▶ [Extracted records]
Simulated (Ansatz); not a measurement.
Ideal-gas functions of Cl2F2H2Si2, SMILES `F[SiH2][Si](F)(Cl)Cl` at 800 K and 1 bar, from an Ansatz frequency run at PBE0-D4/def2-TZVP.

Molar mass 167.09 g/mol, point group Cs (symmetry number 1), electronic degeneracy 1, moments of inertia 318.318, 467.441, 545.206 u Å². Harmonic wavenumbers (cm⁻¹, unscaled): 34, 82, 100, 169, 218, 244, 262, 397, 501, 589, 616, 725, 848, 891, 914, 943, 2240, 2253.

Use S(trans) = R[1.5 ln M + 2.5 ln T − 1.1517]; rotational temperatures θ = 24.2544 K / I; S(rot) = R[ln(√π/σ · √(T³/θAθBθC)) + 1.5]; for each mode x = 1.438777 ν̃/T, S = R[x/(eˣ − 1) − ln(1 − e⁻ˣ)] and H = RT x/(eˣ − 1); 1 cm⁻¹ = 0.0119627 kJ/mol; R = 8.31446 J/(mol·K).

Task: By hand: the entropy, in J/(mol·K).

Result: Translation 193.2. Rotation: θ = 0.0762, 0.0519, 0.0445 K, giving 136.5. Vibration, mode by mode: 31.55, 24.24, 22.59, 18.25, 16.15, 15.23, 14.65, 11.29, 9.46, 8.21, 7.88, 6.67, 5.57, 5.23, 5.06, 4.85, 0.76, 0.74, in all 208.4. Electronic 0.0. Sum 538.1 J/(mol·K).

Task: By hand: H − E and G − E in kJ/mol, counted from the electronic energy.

▶ [Brief]
The whole listing above is to be transcribed exactly, line for line.

▶ [Written answer]
Simulated (Ansatz); not a measurement.
Ideal-gas functions of Cl2F2H2Si2, SMILES `F[SiH2][Si](F)(Cl)Cl` at 800 K and 1 bar, from an Ansatz frequency run at PBE0-D4/def2-TZVP.

Molar mass 167.09 g/mol, point group Cs (symmetry number 1), electronic degeneracy 1, moments of inertia 318.318, 467.441, 545.206 u Å². Harmonic wavenumbers (cm⁻¹, unscaled): 34, 82, 100, 169, 218, 244, 262, 397, 501, 589, 616, 725, 848, 891, 914, 943, 2240, 2253.

Use S(trans) = R[1.5 ln M + 2.5 ln T − 1.1517]; rotational temperatures θ = 24.2544 K / I; S(rot) = R[ln(√π/σ · √(T³/θAθBθC)) + 1.5]; for each mode x = 1.438777 ν̃/T, S = R[x/(eˣ − 1) − ln(1 − e⁻ˣ)] and H = RT x/(eˣ − 1); 1 cm⁻¹ = 0.0119627 kJ/mol; R = 8.31446 J/(mol·K).

Task: By hand: the entropy, in J/(mol·K).

Result: Translation 193.2. Rotation: θ = 0.0762, 0.0519, 0.0445 K, giving 136.5. Vibration, mode by mode: 31.55, 24.24, 22.59, 18.25, 16.15, 15.23, 14.65, 11.29, 9.46, 8.21, 7.88, 6.67, 5.57, 5.23, 5.06, 4.85, 0.76, 0.74, in all 208.4. Electronic 0.0. Sum 538.1 J/(mol·K).

Task: By hand: H − E and G − E in kJ/mol, counted from the electronic energy.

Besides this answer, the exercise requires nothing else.